## Activity
Output the full listing again without altering anything.

## Data excerpts
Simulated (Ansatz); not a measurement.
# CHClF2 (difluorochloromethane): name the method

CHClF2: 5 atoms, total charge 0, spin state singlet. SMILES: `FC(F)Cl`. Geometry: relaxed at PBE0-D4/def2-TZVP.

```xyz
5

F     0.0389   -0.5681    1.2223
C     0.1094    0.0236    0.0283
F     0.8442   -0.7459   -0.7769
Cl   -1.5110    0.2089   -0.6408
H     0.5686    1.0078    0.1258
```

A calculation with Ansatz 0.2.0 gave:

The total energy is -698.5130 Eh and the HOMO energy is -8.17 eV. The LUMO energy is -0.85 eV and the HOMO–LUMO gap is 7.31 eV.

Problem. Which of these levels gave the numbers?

## Answer area
Simulated (Ansatz); not a measurement.
# CHClF2 (difluorochloromethane): name the method

CHClF2: 5 atoms, total charge 0, spin state singlet. SMILES: `FC(F)Cl`. Geometry: relaxed at PBE0-D4/def2-TZVP.

```xyz
5

F     0.0389   -0.5681    1.2223
C     0.1094    0.0236    0.0283
F     0.8442   -0.7459   -0.7769
Cl   -1.5110    0.2089   -0.6408
H     0.5686    1.0078    0.1258
```

A calculation with Ansatz 0.2.0 gave:

The total energy is -698.5130 Eh and the HOMO energy is -8.17 eV. The LUMO energy is -0.85 eV and the HOMO–LUMO gap is 7.31 eV.

Problem. Which of these levels gave the numbers?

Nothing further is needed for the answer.